## RECORDS SHOWN
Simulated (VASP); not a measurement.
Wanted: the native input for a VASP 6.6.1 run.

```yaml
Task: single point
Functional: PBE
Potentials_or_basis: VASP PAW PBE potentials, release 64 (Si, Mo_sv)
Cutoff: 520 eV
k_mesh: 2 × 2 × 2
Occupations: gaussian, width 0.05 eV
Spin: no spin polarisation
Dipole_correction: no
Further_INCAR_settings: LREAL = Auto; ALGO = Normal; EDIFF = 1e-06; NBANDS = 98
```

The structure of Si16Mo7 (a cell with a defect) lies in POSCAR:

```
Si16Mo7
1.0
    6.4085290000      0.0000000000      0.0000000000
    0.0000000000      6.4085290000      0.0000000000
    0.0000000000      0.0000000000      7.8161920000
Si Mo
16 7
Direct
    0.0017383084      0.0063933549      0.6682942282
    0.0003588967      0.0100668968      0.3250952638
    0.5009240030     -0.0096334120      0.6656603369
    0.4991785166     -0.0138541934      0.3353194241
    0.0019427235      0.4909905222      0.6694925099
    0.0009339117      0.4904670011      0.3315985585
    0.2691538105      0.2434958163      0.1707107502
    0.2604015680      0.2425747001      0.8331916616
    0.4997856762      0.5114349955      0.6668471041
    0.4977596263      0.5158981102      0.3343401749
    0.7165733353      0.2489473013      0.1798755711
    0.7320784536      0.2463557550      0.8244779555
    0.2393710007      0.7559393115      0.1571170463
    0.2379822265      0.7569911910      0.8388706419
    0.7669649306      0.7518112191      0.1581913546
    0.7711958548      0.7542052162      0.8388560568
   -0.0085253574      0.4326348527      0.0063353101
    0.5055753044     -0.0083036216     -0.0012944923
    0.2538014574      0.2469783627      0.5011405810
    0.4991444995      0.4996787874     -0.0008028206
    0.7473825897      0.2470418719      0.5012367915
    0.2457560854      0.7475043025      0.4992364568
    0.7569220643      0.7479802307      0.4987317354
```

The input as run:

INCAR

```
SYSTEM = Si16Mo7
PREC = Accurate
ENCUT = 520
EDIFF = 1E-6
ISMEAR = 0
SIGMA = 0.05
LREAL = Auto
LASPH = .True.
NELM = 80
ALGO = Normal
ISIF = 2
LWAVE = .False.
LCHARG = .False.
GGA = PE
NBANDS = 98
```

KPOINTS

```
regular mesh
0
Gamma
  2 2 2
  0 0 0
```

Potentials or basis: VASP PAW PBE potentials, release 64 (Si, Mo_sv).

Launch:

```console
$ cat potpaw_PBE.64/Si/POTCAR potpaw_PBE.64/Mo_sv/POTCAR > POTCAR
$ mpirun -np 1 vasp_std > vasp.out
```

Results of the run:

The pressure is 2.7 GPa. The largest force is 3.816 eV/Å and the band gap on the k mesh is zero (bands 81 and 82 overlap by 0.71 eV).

## TASK ITEM
Copy out the listing above, line by line and exactly, from its first line to the line holding "Results of the", inclusive.

## TASK OUTPUT
Simulated (VASP); not a measurement.
Wanted: the native input for a VASP 6.6.1 run.

```yaml
Task: single point
Functional: PBE
Potentials_or_basis: VASP PAW PBE potentials, release 64 (Si, Mo_sv)
Cutoff: 520 eV
k_mesh: 2 × 2 × 2
Occupations: gaussian, width 0.05 eV
Spin: no spin polarisation
Dipole_correction: no
Further_INCAR_settings: LREAL = Auto; ALGO = Normal; EDIFF = 1e-06; NBANDS = 98
```

The structure of Si16Mo7 (a cell with a defect) lies in POSCAR:

```
Si16Mo7
1.0
    6.4085290000      0.0000000000      0.0000000000
    0.0000000000      6.4085290000      0.0000000000
    0.0000000000      0.0000000000      7.8161920000
Si Mo
16 7
Direct
    0.0017383084      0.0063933549      0.6682942282
    0.0003588967      0.0100668968      0.3250952638
    0.5009240030     -0.0096334120      0.6656603369
    0.4991785166     -0.0138541934      0.3353194241
    0.0019427235      0.4909905222      0.6694925099
    0.0009339117      0.4904670011      0.3315985585
    0.2691538105      0.2434958163      0.1707107502
    0.2604015680      0.2425747001      0.8331916616
    0.4997856762      0.5114349955      0.6668471041
    0.4977596263      0.5158981102      0.3343401749
    0.7165733353      0.2489473013      0.1798755711
    0.7320784536      0.2463557550      0.8244779555
    0.2393710007      0.7559393115      0.1571170463
    0.2379822265      0.7569911910      0.8388706419
    0.7669649306      0.7518112191      0.1581913546
    0.7711958548      0.7542052162      0.8388560568
   -0.0085253574      0.4326348527      0.0063353101
    0.5055753044     -0.0083036216     -0.0012944923
    0.2538014574      0.2469783627      0.5011405810
    0.4991444995      0.4996787874     -0.0008028206
    0.7473825897      0.2470418719      0.5012367915
    0.2457560854      0.7475043025      0.4992364568
    0.7569220643      0.7479802307      0.4987317354
```

The input as run:

INCAR

```
SYSTEM = Si16Mo7
PREC = Accurate
ENCUT = 520
EDIFF = 1E-6
ISMEAR = 0
SIGMA = 0.05
LREAL = Auto
LASPH = .True.
NELM = 80
ALGO = Normal
ISIF = 2
LWAVE = .False.
LCHARG = .False.
GGA = PE
NBANDS = 98
```

KPOINTS

```
regular mesh
0
Gamma
  2 2 2
  0 0 0
```

Potentials or basis: VASP PAW PBE potentials, release 64 (Si, Mo_sv).

Launch:

```console
$ cat potpaw_PBE.64/Si/POTCAR potpaw_PBE.64/Mo_sv/POTCAR > POTCAR
$ mpirun -np 1 vasp_std > vasp.out
```

Results of the run:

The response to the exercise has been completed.